━━ Data to examine ━━

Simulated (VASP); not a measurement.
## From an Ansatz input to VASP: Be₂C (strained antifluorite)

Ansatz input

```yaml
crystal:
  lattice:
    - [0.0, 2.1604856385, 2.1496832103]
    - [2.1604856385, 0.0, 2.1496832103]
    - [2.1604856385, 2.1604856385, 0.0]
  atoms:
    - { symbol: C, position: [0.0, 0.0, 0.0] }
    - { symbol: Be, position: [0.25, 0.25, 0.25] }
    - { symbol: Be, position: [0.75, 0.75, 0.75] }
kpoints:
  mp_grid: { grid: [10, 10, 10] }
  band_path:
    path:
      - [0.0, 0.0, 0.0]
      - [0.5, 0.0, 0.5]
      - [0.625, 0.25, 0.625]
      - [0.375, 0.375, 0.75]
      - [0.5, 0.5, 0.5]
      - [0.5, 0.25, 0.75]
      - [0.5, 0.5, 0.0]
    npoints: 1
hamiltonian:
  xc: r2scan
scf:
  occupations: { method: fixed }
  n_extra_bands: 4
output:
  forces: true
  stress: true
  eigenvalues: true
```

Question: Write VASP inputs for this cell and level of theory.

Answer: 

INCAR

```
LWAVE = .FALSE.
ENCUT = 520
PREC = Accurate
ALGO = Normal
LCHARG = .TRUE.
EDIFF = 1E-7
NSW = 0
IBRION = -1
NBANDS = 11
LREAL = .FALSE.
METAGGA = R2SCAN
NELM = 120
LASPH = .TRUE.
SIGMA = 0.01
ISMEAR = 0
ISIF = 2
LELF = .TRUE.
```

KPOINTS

━━━

> Work item
Write out every record exactly as it appears above.

> Response
Simulated (VASP); not a measurement.
## From an Ansatz input to VASP: Be₂C (strained antifluorite)

Ansatz input

```yaml
crystal:
  lattice:
    - [0.0, 2.1604856385, 2.1496832103]
    - [2.1604856385, 0.0, 2.1496832103]
    - [2.1604856385, 2.1604856385, 0.0]
  atoms:
    - { symbol: C, position: [0.0, 0.0, 0.0] }
    - { symbol: Be, position: [0.25, 0.25, 0.25] }
    - { symbol: Be, position: [0.75, 0.75, 0.75] }
kpoints:
  mp_grid: { grid: [10, 10, 10] }
  band_path:
    path:
      - [0.0, 0.0, 0.0]
      - [0.5, 0.0, 0.5]
      - [0.625, 0.25, 0.625]
      - [0.375, 0.375, 0.75]
      - [0.5, 0.5, 0.5]
      - [0.5, 0.25, 0.75]
      - [0.5, 0.5, 0.0]
    npoints: 1
hamiltonian:
  xc: r2scan
scf:
  occupations: { method: fixed }
  n_extra_bands: 4
output:
  forces: true
  stress: true
  eigenvalues: true
```

Question: Write VASP inputs for this cell and level of theory.

Answer: 

INCAR

```
LWAVE = .FALSE.
ENCUT = 520
PREC = Accurate
ALGO = Normal
LCHARG = .TRUE.
EDIFF = 1E-7
NSW = 0
IBRION = -1
NBANDS = 11
LREAL = .FALSE.
METAGGA = R2SCAN
NELM = 120
LASPH = .TRUE.
SIGMA = 0.01
ISMEAR = 0
ISIF = 2
LELF = .TRUE.
```

KPOINTS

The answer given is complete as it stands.